━━━━
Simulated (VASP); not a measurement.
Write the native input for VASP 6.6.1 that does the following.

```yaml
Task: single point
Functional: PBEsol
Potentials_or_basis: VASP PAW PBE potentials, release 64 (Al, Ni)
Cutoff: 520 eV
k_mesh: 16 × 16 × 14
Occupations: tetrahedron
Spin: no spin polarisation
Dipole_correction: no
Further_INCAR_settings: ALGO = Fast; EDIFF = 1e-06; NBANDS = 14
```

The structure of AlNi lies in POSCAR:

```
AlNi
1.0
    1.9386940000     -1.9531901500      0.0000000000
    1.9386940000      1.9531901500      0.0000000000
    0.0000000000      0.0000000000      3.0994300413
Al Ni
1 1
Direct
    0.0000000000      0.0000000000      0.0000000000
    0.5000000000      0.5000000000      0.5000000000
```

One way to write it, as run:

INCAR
━━━━

Down to the final line, write out all of the material exactly.

[EXERCISE RESULT]
Simulated (VASP); not a measurement.
Write the native input for VASP 6.6.1 that does the following.

```yaml
Task: single point
Functional: PBEsol
Potentials_or_basis: VASP PAW PBE potentials, release 64 (Al, Ni)
Cutoff: 520 eV
k_mesh: 16 × 16 × 14
Occupations: tetrahedron
Spin: no spin polarisation
Dipole_correction: no
Further_INCAR_settings: ALGO = Fast; EDIFF = 1e-06; NBANDS = 14
```

The structure of AlNi lies in POSCAR:

```
AlNi
1.0
    1.9386940000     -1.9531901500      0.0000000000
    1.9386940000      1.9531901500      0.0000000000
    0.0000000000      0.0000000000      3.0994300413
Al Ni
1 1
Direct
    0.0000000000      0.0000000000      0.0000000000
    0.5000000000      0.5000000000      0.5000000000
```

One way to write it, as run:

INCAR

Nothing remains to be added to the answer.